Up to and including the line with "Computed with a", please set down the entries below exactly, starting from the first line.

#### Records provided
=== Section Start ===
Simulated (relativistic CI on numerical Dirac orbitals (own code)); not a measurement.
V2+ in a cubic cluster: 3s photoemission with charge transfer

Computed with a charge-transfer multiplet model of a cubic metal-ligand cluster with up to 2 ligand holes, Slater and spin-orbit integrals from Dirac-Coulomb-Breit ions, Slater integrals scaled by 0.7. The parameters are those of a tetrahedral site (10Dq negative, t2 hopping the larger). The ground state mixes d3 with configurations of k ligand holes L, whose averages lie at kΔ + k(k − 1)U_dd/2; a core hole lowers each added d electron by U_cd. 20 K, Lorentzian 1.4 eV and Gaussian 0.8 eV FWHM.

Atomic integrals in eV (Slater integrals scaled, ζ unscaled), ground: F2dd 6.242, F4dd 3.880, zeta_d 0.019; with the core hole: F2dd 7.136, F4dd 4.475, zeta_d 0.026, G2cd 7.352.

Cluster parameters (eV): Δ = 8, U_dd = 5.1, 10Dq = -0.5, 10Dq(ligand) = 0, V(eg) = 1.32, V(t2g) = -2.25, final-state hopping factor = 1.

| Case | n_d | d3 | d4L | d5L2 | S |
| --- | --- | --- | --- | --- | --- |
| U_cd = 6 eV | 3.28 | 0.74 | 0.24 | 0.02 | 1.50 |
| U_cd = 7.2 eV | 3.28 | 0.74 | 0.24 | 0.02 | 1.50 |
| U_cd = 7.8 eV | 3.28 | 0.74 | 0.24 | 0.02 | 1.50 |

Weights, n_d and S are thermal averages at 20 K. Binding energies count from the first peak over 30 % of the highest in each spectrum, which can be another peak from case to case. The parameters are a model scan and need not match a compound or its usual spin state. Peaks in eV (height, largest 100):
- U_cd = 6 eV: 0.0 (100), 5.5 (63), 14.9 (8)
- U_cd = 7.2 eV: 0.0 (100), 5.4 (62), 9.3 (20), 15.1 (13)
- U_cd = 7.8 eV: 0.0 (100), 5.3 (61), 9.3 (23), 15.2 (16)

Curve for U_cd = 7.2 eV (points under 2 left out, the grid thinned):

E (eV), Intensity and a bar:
=== Section End ===

#### Problem solution
Simulated (relativistic CI on numerical Dirac orbitals (own code)); not a measurement.
V2+ in a cubic cluster: 3s photoemission with charge transfer

Computed with a charge-transfer multiplet model of a cubic metal-ligand cluster with up to 2 ligand holes, Slater and spin-orbit integrals from Dirac-Coulomb-Breit ions, Slater integrals scaled by 0.7. The parameters are those of a tetrahedral site (10Dq negative, t2 hopping the larger). The ground state mixes d3 with configurations of k ligand holes L, whose averages lie at kΔ + k(k − 1)U_dd/2; a core hole lowers each added d electron by U_cd. 20 K, Lorentzian 1.4 eV and Gaussian 0.8 eV FWHM.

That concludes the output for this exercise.